* [Supplied material]
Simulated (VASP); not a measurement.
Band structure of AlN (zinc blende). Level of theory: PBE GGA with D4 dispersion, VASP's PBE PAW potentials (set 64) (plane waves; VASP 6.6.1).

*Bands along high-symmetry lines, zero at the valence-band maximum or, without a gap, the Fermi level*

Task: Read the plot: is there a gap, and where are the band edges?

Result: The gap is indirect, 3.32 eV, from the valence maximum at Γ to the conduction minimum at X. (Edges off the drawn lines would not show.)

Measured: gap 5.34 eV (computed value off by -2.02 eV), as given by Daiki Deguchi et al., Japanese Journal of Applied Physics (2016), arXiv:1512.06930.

* [Exercise]
Repeat all of the data exactly as given.

* [Exercise result]
Simulated (VASP); not a measurement.
Band structure of AlN (zinc blende). Level of theory: PBE GGA with D4 dispersion, VASP's PBE PAW potentials (set 64) (plane waves; VASP 6.6.1).

*Bands along high-symmetry lines, zero at the valence-band maximum or, without a gap, the Fermi level*

Task: Read the plot: is there a gap, and where are the band edges?

Result: The gap is indirect, 3.32 eV, from the valence maximum at Γ to the conduction minimum at X. (Edges off the drawn lines would not show.)

Measured: gap 5.34 eV (computed value off by -2.02 eV), as given by Daiki Deguchi et al., Japanese Journal of Applied Physics (2016), arXiv:1512.06930.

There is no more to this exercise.